→ **Assigned task**
From the first line of the entries below, reproduce everything exactly through the line with "Figure 2. Isosurface", and nothing more.

━━ Provided information ━━

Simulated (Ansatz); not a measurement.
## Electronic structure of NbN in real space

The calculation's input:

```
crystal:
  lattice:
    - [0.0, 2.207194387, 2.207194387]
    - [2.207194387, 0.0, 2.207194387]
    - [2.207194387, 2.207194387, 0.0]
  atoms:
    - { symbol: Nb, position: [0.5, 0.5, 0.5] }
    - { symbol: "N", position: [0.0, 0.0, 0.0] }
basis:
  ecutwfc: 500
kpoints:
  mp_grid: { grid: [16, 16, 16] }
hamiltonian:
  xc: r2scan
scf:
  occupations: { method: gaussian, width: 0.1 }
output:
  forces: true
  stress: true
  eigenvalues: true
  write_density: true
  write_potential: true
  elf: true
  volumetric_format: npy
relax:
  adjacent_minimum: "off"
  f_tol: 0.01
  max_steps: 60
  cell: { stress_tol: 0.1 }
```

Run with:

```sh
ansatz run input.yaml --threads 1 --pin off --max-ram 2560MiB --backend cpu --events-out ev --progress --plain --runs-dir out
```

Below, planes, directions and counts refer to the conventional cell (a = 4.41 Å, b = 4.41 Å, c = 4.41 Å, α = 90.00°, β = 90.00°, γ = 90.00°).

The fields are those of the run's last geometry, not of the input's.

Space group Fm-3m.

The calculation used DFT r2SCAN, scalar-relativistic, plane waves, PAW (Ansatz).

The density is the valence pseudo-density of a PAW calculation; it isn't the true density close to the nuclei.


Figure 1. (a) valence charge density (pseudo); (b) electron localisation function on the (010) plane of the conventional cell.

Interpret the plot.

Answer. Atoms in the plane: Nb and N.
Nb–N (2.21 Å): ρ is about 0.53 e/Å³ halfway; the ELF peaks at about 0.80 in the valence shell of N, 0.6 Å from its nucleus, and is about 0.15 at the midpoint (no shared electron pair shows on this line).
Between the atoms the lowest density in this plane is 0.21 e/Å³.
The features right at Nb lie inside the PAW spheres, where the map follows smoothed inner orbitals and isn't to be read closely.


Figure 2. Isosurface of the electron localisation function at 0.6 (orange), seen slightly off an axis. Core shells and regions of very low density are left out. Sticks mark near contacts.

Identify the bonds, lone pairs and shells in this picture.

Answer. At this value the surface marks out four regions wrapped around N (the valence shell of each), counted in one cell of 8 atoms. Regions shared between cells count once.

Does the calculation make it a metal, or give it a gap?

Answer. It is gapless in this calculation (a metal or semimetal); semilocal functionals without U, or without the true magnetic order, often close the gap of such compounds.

━━━

→ **Response**
Simulated (Ansatz); not a measurement.
## Electronic structure of NbN in real space

The calculation's input:

```
crystal:
  lattice:
    - [0.0, 2.207194387, 2.207194387]
    - [2.207194387, 0.0, 2.207194387]
    - [2.207194387, 2.207194387, 0.0]
  atoms:
    - { symbol: Nb, position: [0.5, 0.5, 0.5] }
    - { symbol: "N", position: [0.0, 0.0, 0.0] }
basis:
  ecutwfc: 500
kpoints:
  mp_grid: { grid: [16, 16, 16] }
hamiltonian:
  xc: r2scan
scf:
  occupations: { method: gaussian, width: 0.1 }
output:
  forces: true
  stress: true
  eigenvalues: true
  write_density: true
  write_potential: true
  elf: true
  volumetric_format: npy
relax:
  adjacent_minimum: "off"
  f_tol: 0.01
  max_steps: 60
  cell: { stress_tol: 0.1 }
```

Run with:

```sh
ansatz run input.yaml --threads 1 --pin off --max-ram 2560MiB --backend cpu --events-out ev --progress --plain --runs-dir out
```

Below, planes, directions and counts refer to the conventional cell (a = 4.41 Å, b = 4.41 Å, c = 4.41 Å, α = 90.00°, β = 90.00°, γ = 90.00°).

The fields are those of the run's last geometry, not of the input's.

Space group Fm-3m.

The calculation used DFT r2SCAN, scalar-relativistic, plane waves, PAW (Ansatz).

The density is the valence pseudo-density of a PAW calculation; it isn't the true density close to the nuclei.


Figure 1. (a) valence charge density (pseudo); (b) electron localisation function on the (010) plane of the conventional cell.

Interpret the plot.

Answer. Atoms in the plane: Nb and N.
Nb–N (2.21 Å): ρ is about 0.53 e/Å³ halfway; the ELF peaks at about 0.80 in the valence shell of N, 0.6 Å from its nucleus, and is about 0.15 at the midpoint (no shared electron pair shows on this line).
Between the atoms the lowest density in this plane is 0.21 e/Å³.
The features right at Nb lie inside the PAW spheres, where the map follows smoothed inner orbitals and isn't to be read closely.


Figure 2. Isosurface of the electron localisation function at 0.6 (orange), seen slightly off an axis. Core shells and regions of very low density are left out. Sticks mark near contacts.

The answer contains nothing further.